**Assigned task**
Please copy out the entries until you have copied the line that contains "Ansatz 0.2.0; PBE, PAW set soft_1.", beginning with the first line.

**Information shown**
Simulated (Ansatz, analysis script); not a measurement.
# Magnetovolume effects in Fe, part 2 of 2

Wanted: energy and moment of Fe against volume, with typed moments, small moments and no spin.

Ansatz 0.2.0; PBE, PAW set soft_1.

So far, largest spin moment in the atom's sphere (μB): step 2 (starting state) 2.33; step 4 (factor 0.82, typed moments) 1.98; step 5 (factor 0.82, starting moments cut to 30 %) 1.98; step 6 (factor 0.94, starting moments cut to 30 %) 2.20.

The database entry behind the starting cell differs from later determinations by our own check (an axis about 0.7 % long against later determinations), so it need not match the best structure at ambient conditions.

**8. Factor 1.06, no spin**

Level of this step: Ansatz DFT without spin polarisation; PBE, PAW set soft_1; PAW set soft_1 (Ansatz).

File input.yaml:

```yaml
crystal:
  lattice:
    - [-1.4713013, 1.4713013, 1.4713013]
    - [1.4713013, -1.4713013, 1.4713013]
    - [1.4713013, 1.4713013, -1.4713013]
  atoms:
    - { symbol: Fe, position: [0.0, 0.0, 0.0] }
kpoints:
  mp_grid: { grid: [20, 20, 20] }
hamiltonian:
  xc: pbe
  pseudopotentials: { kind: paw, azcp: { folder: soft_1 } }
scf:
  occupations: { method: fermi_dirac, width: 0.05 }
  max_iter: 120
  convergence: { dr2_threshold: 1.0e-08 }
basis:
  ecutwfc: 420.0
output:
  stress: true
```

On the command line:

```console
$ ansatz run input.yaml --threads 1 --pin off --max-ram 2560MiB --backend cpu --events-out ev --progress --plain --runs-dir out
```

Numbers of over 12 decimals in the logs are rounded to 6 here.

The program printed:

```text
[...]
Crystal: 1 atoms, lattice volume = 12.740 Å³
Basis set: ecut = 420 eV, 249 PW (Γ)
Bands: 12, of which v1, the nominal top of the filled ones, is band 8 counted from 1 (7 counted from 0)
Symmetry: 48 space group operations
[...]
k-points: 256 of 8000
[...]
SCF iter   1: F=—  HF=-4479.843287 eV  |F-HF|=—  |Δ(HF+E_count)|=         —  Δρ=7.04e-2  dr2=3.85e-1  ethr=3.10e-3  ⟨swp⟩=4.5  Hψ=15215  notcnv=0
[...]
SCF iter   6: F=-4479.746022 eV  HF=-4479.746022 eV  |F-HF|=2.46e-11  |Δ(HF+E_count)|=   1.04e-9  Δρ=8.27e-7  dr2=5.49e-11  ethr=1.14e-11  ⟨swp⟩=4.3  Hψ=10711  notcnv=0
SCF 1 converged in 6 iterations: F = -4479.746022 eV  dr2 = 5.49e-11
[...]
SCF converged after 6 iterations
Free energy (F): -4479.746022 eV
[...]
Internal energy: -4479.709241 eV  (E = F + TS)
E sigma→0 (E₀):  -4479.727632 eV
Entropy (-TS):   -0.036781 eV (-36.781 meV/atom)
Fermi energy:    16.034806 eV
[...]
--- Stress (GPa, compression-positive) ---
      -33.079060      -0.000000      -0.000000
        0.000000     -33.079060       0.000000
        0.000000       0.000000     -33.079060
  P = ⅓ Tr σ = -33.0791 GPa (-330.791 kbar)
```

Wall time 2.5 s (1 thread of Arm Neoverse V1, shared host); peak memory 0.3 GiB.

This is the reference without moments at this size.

**Task response**
Simulated (Ansatz, analysis script); not a measurement.
# Magnetovolume effects in Fe, part 2 of 2

Wanted: energy and moment of Fe against volume, with typed moments, small moments and no spin.

Ansatz 0.2.0; PBE, PAW set soft_1.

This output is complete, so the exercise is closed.